Recorded information:
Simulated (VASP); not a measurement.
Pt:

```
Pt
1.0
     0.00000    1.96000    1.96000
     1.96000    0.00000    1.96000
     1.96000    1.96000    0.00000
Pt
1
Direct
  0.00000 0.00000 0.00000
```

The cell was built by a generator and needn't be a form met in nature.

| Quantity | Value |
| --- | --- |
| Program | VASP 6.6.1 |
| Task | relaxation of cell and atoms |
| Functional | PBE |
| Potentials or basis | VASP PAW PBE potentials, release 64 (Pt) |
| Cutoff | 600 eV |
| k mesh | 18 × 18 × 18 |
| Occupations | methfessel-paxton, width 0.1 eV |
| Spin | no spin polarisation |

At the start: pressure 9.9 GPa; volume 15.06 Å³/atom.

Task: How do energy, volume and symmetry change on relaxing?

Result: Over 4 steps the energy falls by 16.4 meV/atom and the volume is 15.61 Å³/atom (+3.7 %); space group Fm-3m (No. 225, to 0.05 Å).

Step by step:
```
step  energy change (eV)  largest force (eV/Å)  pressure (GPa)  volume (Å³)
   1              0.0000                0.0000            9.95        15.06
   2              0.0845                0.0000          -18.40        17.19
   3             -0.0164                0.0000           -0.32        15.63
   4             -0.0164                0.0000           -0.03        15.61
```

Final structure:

Work order: The records above should be given again in full, exactly as written.

Response area:
Simulated (VASP); not a measurement.
Pt:

```
Pt
1.0
     0.00000    1.96000    1.96000
     1.96000    0.00000    1.96000
     1.96000    1.96000    0.00000
Pt
1
Direct
  0.00000 0.00000 0.00000
```

The cell was built by a generator and needn't be a form met in nature.

| Quantity | Value |
| --- | --- |
| Program | VASP 6.6.1 |
| Task | relaxation of cell and atoms |
| Functional | PBE |
| Potentials or basis | VASP PAW PBE potentials, release 64 (Pt) |
| Cutoff | 600 eV |
| k mesh | 18 × 18 × 18 |
| Occupations | methfessel-paxton, width 0.1 eV |
| Spin | no spin polarisation |

At the start: pressure 9.9 GPa; volume 15.06 Å³/atom.

Task: How do energy, volume and symmetry change on relaxing?

Result: Over 4 steps the energy falls by 16.4 meV/atom and the volume is 15.61 Å³/atom (+3.7 %); space group Fm-3m (No. 225, to 0.05 Å).

Step by step:
```
step  energy change (eV)  largest force (eV/Å)  pressure (GPa)  volume (Å³)
   1              0.0000                0.0000            9.95        15.06
   2              0.0845                0.0000          -18.40        17.19
   3             -0.0164                0.0000           -0.32        15.63
   4             -0.0164                0.0000           -0.03        15.61
```

Final structure:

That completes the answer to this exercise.